- _Assigned task_: Set down a word-for-word copy of the data below, limited to the lines from the first through the line with "Total energies compare".

- _Data records_:
━━━━━━━━━━━━━━━━

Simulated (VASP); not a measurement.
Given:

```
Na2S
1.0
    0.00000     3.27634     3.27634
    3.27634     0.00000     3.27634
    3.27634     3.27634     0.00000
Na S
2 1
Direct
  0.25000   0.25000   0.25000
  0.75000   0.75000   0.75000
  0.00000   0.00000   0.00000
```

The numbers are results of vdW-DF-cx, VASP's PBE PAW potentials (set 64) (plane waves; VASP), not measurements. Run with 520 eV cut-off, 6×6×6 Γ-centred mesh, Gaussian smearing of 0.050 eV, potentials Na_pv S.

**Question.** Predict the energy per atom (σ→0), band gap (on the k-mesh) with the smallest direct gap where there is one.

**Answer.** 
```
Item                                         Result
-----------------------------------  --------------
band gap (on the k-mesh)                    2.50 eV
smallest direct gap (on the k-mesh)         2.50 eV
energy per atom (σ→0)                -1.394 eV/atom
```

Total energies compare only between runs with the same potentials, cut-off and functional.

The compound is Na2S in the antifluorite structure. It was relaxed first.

━━━━━━━━━━━━━━━━

- _Written response_:
Simulated (VASP); not a measurement.
Given:

```
Na2S
1.0
    0.00000     3.27634     3.27634
    3.27634     0.00000     3.27634
    3.27634     3.27634     0.00000
Na S
2 1
Direct
  0.25000   0.25000   0.25000
  0.75000   0.75000   0.75000
  0.00000   0.00000   0.00000
```

The numbers are results of vdW-DF-cx, VASP's PBE PAW potentials (set 64) (plane waves; VASP), not measurements. Run with 520 eV cut-off, 6×6×6 Γ-centred mesh, Gaussian smearing of 0.050 eV, potentials Na_pv S.

**Question.** Predict the energy per atom (σ→0), band gap (on the k-mesh) with the smallest direct gap where there is one.

**Answer.** 
```
Item                                         Result
-----------------------------------  --------------
band gap (on the k-mesh)                    2.50 eV
smallest direct gap (on the k-mesh)         2.50 eV
energy per atom (σ→0)                -1.394 eV/atom
```

Total energies compare only between runs with the same potentials, cut-off and functional.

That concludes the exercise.